-- WORK REQUEST --
Only the lines below, from the one with "Constants: e^2/(4 pi" through the one with "D and J for each site, and for v = 1.", are to be written out, exactly.

-- EXTRACTED INFORMATION --
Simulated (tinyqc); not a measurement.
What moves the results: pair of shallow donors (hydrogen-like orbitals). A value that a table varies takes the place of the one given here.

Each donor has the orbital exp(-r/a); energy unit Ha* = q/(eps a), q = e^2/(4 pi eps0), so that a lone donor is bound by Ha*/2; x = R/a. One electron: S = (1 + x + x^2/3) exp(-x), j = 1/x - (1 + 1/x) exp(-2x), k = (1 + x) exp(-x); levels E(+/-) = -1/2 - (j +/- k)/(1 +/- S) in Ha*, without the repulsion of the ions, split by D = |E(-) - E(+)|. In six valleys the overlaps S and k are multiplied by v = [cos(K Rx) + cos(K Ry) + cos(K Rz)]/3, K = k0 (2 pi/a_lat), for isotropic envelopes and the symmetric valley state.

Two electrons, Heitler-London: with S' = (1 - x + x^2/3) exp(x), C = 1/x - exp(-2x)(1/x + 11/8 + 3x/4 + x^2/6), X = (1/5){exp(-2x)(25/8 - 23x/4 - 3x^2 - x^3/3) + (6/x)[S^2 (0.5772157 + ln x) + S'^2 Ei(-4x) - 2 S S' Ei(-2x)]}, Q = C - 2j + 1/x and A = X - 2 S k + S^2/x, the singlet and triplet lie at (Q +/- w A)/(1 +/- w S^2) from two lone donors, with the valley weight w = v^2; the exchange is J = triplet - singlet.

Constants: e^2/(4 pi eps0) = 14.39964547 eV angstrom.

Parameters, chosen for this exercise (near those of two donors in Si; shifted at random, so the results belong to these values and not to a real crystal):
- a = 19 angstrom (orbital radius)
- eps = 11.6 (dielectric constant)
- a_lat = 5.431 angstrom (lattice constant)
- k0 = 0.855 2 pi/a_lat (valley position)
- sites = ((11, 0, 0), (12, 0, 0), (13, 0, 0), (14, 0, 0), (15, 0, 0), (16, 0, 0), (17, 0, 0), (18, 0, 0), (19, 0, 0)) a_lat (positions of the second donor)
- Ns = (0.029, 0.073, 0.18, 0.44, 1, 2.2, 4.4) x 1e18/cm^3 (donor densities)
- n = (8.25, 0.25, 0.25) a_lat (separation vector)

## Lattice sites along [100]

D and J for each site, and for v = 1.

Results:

-- EXERCISE RESULT --
Constants: e^2/(4 pi eps0) = 14.39964547 eV angstrom.

Parameters, chosen for this exercise (near those of two donors in Si; shifted at random, so the results belong to these values and not to a real crystal):
- a = 19 angstrom (orbital radius)
- eps = 11.6 (dielectric constant)
- a_lat = 5.431 angstrom (lattice constant)
- k0 = 0.855 2 pi/a_lat (valley position)
- sites = ((11, 0, 0), (12, 0, 0), (13, 0, 0), (14, 0, 0), (15, 0, 0), (16, 0, 0), (17, 0, 0), (18, 0, 0), (19, 0, 0)) a_lat (positions of the second donor)
- Ns = (0.029, 0.073, 0.18, 0.44, 1, 2.2, 4.4) x 1e18/cm^3 (donor densities)
- n = (8.25, 0.25, 0.25) a_lat (separation vector)

## Lattice sites along [100]

D and J for each site, and for v = 1.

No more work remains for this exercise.